▶ [Work order]: Restate word for word the lines of the data below, from the first through the one that has "F2Si, SMILES F[Si]F".

▶ [Record set]:
>>>>
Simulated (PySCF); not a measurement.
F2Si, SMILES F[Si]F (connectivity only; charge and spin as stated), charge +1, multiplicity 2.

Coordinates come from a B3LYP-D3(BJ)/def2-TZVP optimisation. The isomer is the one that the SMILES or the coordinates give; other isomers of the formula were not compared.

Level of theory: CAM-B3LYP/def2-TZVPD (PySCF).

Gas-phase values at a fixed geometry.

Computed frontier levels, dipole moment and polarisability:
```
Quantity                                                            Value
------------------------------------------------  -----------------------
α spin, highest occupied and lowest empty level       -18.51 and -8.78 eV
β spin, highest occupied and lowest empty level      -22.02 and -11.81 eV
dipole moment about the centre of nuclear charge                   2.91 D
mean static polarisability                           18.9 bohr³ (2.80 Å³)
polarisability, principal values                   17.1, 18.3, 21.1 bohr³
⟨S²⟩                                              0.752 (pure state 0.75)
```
<<<<

▶ [Expected answer]:
Simulated (PySCF); not a measurement.
F2Si, SMILES F[Si]F (connectivity only; charge and spin as stated), charge +1, multiplicity 2.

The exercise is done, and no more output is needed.